Brief -> Every line from the one with "Aim: the barrier" to the one with "crystal.atoms is the", including those two, is to be copied exactly; all other lines of the entries below are left out.

Source information ->
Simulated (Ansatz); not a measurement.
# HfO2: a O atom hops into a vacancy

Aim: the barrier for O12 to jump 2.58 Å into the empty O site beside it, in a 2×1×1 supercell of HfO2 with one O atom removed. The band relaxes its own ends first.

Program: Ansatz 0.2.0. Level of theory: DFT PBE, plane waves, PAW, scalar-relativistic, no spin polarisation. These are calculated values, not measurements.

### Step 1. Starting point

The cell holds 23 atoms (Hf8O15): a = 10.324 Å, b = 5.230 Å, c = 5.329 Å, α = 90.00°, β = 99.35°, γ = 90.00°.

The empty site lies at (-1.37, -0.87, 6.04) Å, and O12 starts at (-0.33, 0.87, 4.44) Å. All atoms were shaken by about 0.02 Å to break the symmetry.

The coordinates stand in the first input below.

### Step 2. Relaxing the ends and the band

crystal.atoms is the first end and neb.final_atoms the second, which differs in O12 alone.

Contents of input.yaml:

Answer box ->
Aim: the barrier for O12 to jump 2.58 Å into the empty O site beside it, in a 2×1×1 supercell of HfO2 with one O atom removed. The band relaxes its own ends first.

Program: Ansatz 0.2.0. Level of theory: DFT PBE, plane waves, PAW, scalar-relativistic, no spin polarisation. These are calculated values, not measurements.

### Step 1. Starting point

The cell holds 23 atoms (Hf8O15): a = 10.324 Å, b = 5.230 Å, c = 5.329 Å, α = 90.00°, β = 99.35°, γ = 90.00°.

The empty site lies at (-1.37, -0.87, 6.04) Å, and O12 starts at (-0.33, 0.87, 4.44) Å. All atoms were shaken by about 0.02 Å to break the symmetry.

The coordinates stand in the first input below.

### Step 2. Relaxing the ends and the band

crystal.atoms is the first end and neb.final_atoms the second, which differs in O12 alone.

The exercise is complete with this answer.